### Dataset records

━━━━━━━━

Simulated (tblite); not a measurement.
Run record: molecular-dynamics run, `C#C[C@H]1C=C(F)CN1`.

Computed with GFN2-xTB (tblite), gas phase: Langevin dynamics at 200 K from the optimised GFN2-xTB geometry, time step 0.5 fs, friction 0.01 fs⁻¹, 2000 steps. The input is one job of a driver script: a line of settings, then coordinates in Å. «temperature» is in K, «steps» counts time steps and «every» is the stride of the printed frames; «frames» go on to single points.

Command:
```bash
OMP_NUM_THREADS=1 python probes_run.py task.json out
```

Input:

━━━━━━━━

### Work request
The full set of records above is to be printed again verbatim.

### Your solution
Simulated (tblite); not a measurement.
Run record: molecular-dynamics run, `C#C[C@H]1C=C(F)CN1`.

Computed with GFN2-xTB (tblite), gas phase: Langevin dynamics at 200 K from the optimised GFN2-xTB geometry, time step 0.5 fs, friction 0.01 fs⁻¹, 2000 steps. The input is one job of a driver script: a line of settings, then coordinates in Å. «temperature» is in K, «steps» counts time steps and «every» is the stride of the printed frames; «frames» go on to single points.

Command:
```bash
OMP_NUM_THREADS=1 python probes_run.py task.json out
```

Input:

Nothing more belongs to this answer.